+++ Entries supplied
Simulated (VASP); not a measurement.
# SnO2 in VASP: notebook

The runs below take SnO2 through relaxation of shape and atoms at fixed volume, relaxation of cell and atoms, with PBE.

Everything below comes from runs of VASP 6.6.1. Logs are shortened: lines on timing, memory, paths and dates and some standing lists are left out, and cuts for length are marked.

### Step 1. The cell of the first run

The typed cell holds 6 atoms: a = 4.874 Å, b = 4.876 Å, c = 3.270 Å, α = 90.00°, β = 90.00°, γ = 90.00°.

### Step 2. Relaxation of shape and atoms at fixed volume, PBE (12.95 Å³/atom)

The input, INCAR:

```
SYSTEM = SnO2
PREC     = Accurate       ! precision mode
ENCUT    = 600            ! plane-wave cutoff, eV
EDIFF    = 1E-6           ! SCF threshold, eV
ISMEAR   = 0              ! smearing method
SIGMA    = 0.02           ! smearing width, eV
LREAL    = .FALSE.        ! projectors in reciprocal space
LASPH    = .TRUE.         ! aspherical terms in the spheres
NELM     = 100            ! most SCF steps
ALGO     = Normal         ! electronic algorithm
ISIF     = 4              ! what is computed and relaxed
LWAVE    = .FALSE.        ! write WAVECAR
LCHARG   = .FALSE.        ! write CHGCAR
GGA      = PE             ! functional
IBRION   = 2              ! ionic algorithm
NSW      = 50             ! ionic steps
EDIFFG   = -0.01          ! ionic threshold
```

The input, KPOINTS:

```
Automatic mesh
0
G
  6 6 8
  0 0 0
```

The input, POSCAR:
++++++

The records need to be reproduced in their entirety, word for word.

Response area.
Simulated (VASP); not a measurement.
# SnO2 in VASP: notebook

The runs below take SnO2 through relaxation of shape and atoms at fixed volume, relaxation of cell and atoms, with PBE.

Everything below comes from runs of VASP 6.6.1. Logs are shortened: lines on timing, memory, paths and dates and some standing lists are left out, and cuts for length are marked.

### Step 1. The cell of the first run

The typed cell holds 6 atoms: a = 4.874 Å, b = 4.876 Å, c = 3.270 Å, α = 90.00°, β = 90.00°, γ = 90.00°.

### Step 2. Relaxation of shape and atoms at fixed volume, PBE (12.95 Å³/atom)

The input, INCAR:

```
SYSTEM = SnO2
PREC     = Accurate       ! precision mode
ENCUT    = 600            ! plane-wave cutoff, eV
EDIFF    = 1E-6           ! SCF threshold, eV
ISMEAR   = 0              ! smearing method
SIGMA    = 0.02           ! smearing width, eV
LREAL    = .FALSE.        ! projectors in reciprocal space
LASPH    = .TRUE.         ! aspherical terms in the spheres
NELM     = 100            ! most SCF steps
ALGO     = Normal         ! electronic algorithm
ISIF     = 4              ! what is computed and relaxed
LWAVE    = .FALSE.        ! write WAVECAR
LCHARG   = .FALSE.        ! write CHGCAR
GGA      = PE             ! functional
IBRION   = 2              ! ionic algorithm
NSW      = 50             ! ionic steps
EDIFFG   = -0.01          ! ionic threshold
```

The input, KPOINTS:

```
Automatic mesh
0
G
  6 6 8
  0 0 0
```

The input, POSCAR:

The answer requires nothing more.